REQUIRED ACTION
From the first line of the entries below, reproduce everything exactly through the line with "Aim: the single point of Si3Sn4 with PBE.", and nothing more.

EXTRACTED DATA
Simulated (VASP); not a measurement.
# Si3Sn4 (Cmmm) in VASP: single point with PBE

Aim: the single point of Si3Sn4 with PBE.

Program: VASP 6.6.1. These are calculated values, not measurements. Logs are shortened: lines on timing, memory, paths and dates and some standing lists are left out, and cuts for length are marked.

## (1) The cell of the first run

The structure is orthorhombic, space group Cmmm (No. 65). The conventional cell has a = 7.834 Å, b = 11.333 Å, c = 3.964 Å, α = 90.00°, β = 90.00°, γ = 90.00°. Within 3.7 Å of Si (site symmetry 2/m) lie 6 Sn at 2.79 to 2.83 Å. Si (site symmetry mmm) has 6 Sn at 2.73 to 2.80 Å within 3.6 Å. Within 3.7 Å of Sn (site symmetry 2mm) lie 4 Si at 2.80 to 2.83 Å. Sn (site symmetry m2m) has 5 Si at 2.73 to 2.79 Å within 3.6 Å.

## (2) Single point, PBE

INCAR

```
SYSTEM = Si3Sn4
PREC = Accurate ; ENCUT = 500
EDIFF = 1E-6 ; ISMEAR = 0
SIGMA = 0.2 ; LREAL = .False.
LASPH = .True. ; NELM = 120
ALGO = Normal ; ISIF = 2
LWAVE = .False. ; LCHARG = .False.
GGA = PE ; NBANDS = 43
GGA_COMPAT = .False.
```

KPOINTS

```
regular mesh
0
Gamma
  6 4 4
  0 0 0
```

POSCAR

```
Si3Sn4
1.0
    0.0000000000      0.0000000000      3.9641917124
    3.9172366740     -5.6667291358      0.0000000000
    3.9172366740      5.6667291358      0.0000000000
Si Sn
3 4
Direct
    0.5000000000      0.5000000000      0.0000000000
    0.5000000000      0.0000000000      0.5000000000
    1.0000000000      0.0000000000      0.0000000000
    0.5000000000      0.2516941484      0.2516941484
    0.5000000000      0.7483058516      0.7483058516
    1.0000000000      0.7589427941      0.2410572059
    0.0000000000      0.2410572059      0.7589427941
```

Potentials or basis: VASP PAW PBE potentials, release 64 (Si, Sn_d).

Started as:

EXERCISE ANSWER
Simulated (VASP); not a measurement.
# Si3Sn4 (Cmmm) in VASP: single point with PBE

Aim: the single point of Si3Sn4 with PBE.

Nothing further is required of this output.